WORK TASK:
A verbatim reprint of the records below is what this exercise asks for.

══ GIVEN ENTRIES
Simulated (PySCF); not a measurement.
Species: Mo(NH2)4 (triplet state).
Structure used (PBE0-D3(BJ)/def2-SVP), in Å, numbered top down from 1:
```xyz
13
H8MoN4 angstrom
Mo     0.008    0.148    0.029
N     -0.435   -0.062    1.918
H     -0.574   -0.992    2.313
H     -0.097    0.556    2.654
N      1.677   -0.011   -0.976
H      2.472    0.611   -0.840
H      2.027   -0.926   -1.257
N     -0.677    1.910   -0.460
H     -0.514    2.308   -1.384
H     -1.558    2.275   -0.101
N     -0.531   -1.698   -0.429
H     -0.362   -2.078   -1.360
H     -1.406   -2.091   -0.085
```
════

EXERCISE ANSWER:
Simulated (PySCF); not a measurement.
Species: Mo(NH2)4 (triplet state).
Structure used (PBE0-D3(BJ)/def2-SVP), in Å, numbered top down from 1:
```xyz
13
H8MoN4 angstrom
Mo     0.008    0.148    0.029
N     -0.435   -0.062    1.918
H     -0.574   -0.992    2.313
H     -0.097    0.556    2.654
N      1.677   -0.011   -0.976
H      2.472    0.611   -0.840
H      2.027   -0.926   -1.257
N     -0.677    1.910   -0.460
H     -0.514    2.308   -1.384
H     -1.558    2.275   -0.101
N     -0.531   -1.698   -0.429
H     -0.362   -2.078   -1.360
H     -1.406   -2.091   -0.085
```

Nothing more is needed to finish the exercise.